• _Recorded data_
* * * * * * *

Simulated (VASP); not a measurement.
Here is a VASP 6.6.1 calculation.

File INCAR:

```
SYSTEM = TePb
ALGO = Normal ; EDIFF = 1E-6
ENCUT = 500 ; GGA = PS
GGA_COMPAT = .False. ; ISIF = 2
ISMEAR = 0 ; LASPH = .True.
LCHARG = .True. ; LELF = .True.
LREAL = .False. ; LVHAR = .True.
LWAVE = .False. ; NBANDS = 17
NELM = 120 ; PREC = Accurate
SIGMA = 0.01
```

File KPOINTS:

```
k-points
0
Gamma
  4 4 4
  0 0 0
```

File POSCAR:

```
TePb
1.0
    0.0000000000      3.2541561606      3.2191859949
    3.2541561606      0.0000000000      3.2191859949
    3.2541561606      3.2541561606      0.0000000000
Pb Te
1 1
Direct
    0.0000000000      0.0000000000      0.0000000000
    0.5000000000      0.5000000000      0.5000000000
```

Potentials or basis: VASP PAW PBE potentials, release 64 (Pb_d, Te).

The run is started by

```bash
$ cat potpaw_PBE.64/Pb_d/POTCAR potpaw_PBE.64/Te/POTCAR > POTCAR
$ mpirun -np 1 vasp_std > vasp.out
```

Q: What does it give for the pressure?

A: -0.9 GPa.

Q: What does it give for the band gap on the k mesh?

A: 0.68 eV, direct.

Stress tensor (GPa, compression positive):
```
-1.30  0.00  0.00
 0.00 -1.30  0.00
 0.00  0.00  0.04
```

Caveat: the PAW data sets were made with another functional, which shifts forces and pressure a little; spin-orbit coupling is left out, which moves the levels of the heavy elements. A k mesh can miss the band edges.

* * * * * * *

• _Action item_
Exactly repeat the lines above, from the opening line through the one with "The run is started by", and include nothing else.

• _Solution_
Simulated (VASP); not a measurement.
Here is a VASP 6.6.1 calculation.

File INCAR:

```
SYSTEM = TePb
ALGO = Normal ; EDIFF = 1E-6
ENCUT = 500 ; GGA = PS
GGA_COMPAT = .False. ; ISIF = 2
ISMEAR = 0 ; LASPH = .True.
LCHARG = .True. ; LELF = .True.
LREAL = .False. ; LVHAR = .True.
LWAVE = .False. ; NBANDS = 17
NELM = 120 ; PREC = Accurate
SIGMA = 0.01
```

File KPOINTS:

```
k-points
0
Gamma
  4 4 4
  0 0 0
```

File POSCAR:

```
TePb
1.0
    0.0000000000      3.2541561606      3.2191859949
    3.2541561606      0.0000000000      3.2191859949
    3.2541561606      3.2541561606      0.0000000000
Pb Te
1 1
Direct
    0.0000000000      0.0000000000      0.0000000000
    0.5000000000      0.5000000000      0.5000000000
```

Potentials or basis: VASP PAW PBE potentials, release 64 (Pb_d, Te).

The run is started by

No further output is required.